Return the opening lines of the material, word for word. End with the line that contains "Spin-orbit coupling splits".

> **PROVIDED RECORDS**:
┌────────

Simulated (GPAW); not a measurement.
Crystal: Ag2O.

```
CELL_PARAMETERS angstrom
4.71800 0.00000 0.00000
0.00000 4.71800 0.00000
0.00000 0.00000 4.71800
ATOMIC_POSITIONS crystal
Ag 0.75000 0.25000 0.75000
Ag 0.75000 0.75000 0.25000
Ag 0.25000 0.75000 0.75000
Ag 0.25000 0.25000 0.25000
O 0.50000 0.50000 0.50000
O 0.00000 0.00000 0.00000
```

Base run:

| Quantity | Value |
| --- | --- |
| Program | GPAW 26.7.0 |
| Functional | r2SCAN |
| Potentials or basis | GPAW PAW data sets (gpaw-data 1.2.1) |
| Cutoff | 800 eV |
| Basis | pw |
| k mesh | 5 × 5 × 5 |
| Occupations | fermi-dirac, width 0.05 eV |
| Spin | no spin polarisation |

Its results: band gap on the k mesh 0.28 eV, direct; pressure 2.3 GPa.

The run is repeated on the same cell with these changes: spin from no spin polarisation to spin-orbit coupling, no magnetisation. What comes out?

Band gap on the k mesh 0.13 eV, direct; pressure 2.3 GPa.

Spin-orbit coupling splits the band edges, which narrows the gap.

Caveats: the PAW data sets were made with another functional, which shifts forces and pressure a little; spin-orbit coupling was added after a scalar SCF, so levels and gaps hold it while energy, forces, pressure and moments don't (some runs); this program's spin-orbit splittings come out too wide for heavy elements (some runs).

└────────

> **RESPONSE BOX**:
Simulated (GPAW); not a measurement.
Crystal: Ag2O.

```
CELL_PARAMETERS angstrom
4.71800 0.00000 0.00000
0.00000 4.71800 0.00000
0.00000 0.00000 4.71800
ATOMIC_POSITIONS crystal
Ag 0.75000 0.25000 0.75000
Ag 0.75000 0.75000 0.25000
Ag 0.25000 0.75000 0.75000
Ag 0.25000 0.25000 0.25000
O 0.50000 0.50000 0.50000
O 0.00000 0.00000 0.00000
```

Base run:

| Quantity | Value |
| --- | --- |
| Program | GPAW 26.7.0 |
| Functional | r2SCAN |
| Potentials or basis | GPAW PAW data sets (gpaw-data 1.2.1) |
| Cutoff | 800 eV |
| Basis | pw |
| k mesh | 5 × 5 × 5 |
| Occupations | fermi-dirac, width 0.05 eV |
| Spin | no spin polarisation |

Its results: band gap on the k mesh 0.28 eV, direct; pressure 2.3 GPa.

The run is repeated on the same cell with these changes: spin from no spin polarisation to spin-orbit coupling, no magnetisation. What comes out?

Band gap on the k mesh 0.13 eV, direct; pressure 2.3 GPa.

Spin-orbit coupling splits the band edges, which narrows the gap.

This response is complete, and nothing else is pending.